**Action item:**
With both ends included, transcribe exactly the records below from their first line to the line that contains "The guess: 8".

= Beginning of Section =

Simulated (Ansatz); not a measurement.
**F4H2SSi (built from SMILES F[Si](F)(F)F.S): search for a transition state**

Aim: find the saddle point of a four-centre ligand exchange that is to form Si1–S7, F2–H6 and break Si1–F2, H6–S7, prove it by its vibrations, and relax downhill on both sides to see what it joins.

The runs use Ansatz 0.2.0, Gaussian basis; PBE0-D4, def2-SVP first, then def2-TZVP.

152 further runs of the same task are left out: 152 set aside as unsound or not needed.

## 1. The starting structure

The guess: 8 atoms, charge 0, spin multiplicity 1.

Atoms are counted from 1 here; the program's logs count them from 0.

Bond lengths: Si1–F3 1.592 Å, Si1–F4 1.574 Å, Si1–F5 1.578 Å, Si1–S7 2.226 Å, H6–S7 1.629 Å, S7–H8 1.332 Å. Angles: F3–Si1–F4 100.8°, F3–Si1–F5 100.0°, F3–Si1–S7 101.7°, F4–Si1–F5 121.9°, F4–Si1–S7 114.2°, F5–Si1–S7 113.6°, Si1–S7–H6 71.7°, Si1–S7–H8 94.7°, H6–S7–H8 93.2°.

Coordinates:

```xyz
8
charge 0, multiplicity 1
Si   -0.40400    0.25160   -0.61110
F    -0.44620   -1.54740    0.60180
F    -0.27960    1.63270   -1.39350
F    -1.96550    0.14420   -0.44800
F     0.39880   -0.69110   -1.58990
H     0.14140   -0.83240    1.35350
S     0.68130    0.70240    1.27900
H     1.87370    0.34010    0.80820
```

= End of Section =

**Written reply:**
Simulated (Ansatz); not a measurement.
**F4H2SSi (built from SMILES F[Si](F)(F)F.S): search for a transition state**

Aim: find the saddle point of a four-centre ligand exchange that is to form Si1–S7, F2–H6 and break Si1–F2, H6–S7, prove it by its vibrations, and relax downhill on both sides to see what it joins.

The runs use Ansatz 0.2.0, Gaussian basis; PBE0-D4, def2-SVP first, then def2-TZVP.

152 further runs of the same task are left out: 152 set aside as unsound or not needed.

## 1. The starting structure

The guess: 8 atoms, charge 0, spin multiplicity 1.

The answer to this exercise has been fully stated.